== RECORDED INFORMATION

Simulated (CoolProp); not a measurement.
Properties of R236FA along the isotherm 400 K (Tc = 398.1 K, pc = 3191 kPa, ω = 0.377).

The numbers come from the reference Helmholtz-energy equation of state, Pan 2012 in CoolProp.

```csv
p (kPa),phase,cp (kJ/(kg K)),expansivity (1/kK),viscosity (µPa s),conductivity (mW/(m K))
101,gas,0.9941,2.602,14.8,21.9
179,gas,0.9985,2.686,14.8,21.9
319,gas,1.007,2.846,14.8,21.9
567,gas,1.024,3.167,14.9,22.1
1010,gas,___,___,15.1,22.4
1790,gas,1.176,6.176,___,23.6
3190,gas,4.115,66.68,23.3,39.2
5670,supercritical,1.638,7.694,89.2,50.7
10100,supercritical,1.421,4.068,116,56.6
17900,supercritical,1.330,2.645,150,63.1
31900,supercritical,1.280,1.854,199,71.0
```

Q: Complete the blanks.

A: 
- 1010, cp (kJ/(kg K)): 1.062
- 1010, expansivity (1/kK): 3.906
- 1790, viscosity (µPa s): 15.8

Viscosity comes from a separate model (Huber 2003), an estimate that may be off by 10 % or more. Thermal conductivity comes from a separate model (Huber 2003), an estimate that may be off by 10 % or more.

====

Quote every line from the beginning of the entries up to and including the line that contains "- 1790, viscosity (µPa s): 15.8".

◆ **EXERCISE OUTPUT**
Simulated (CoolProp); not a measurement.
Properties of R236FA along the isotherm 400 K (Tc = 398.1 K, pc = 3191 kPa, ω = 0.377).

The numbers come from the reference Helmholtz-energy equation of state, Pan 2012 in CoolProp.

```csv
p (kPa),phase,cp (kJ/(kg K)),expansivity (1/kK),viscosity (µPa s),conductivity (mW/(m K))
101,gas,0.9941,2.602,14.8,21.9
179,gas,0.9985,2.686,14.8,21.9
319,gas,1.007,2.846,14.8,21.9
567,gas,1.024,3.167,14.9,22.1
1010,gas,___,___,15.1,22.4
1790,gas,1.176,6.176,___,23.6
3190,gas,4.115,66.68,23.3,39.2
5670,supercritical,1.638,7.694,89.2,50.7
10100,supercritical,1.421,4.068,116,56.6
17900,supercritical,1.330,2.645,150,63.1
31900,supercritical,1.280,1.854,199,71.0
```

Q: Complete the blanks.

A: 
- 1010, cp (kJ/(kg K)): 1.062
- 1010, expansivity (1/kK): 3.906
- 1790, viscosity (µPa s): 15.8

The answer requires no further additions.